- Exercise -
The full set of entries below should be transcribed exactly.

+ + + +
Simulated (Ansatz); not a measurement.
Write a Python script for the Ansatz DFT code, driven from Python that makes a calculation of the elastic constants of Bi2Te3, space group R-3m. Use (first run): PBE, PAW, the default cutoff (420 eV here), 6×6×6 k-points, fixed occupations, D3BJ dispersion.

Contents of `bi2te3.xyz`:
+ + + +

- Written reply -
Simulated (Ansatz); not a measurement.
Write a Python script for the Ansatz DFT code, driven from Python that makes a calculation of the elastic constants of Bi2Te3, space group R-3m. Use (first run): PBE, PAW, the default cutoff (420 eV here), 6×6×6 k-points, fixed occupations, D3BJ dispersion.

Contents of `bi2te3.xyz`:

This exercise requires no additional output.